■ ASSIGNED TASK: Each of the entries beneath this task should be written out exactly.

■ DATA EXTRACT:
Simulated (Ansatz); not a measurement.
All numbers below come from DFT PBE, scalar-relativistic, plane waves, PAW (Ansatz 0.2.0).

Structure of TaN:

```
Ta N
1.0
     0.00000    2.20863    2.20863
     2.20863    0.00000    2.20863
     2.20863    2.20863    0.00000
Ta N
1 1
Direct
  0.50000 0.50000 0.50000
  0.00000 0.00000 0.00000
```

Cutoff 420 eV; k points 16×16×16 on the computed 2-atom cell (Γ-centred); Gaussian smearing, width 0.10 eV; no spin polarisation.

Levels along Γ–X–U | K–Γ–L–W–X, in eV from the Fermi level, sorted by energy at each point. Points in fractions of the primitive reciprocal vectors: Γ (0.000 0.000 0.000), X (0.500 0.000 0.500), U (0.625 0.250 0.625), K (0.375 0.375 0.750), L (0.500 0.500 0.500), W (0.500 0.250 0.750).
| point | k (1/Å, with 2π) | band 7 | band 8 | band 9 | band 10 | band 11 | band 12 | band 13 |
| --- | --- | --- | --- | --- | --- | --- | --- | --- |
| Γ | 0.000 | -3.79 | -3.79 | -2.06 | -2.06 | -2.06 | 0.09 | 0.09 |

■ RESULT:
Simulated (Ansatz); not a measurement.
All numbers below come from DFT PBE, scalar-relativistic, plane waves, PAW (Ansatz 0.2.0).

Structure of TaN:

```
Ta N
1.0
     0.00000    2.20863    2.20863
     2.20863    0.00000    2.20863
     2.20863    2.20863    0.00000
Ta N
1 1
Direct
  0.50000 0.50000 0.50000
  0.00000 0.00000 0.00000
```

Cutoff 420 eV; k points 16×16×16 on the computed 2-atom cell (Γ-centred); Gaussian smearing, width 0.10 eV; no spin polarisation.

Levels along Γ–X–U | K–Γ–L–W–X, in eV from the Fermi level, sorted by energy at each point. Points in fractions of the primitive reciprocal vectors: Γ (0.000 0.000 0.000), X (0.500 0.000 0.500), U (0.625 0.250 0.625), K (0.375 0.375 0.750), L (0.500 0.500 0.500), W (0.500 0.250 0.750).
| point | k (1/Å, with 2π) | band 7 | band 8 | band 9 | band 10 | band 11 | band 12 | band 13 |
| --- | --- | --- | --- | --- | --- | --- | --- | --- |
| Γ | 0.000 | -3.79 | -3.79 | -2.06 | -2.06 | -2.06 | 0.09 | 0.09 |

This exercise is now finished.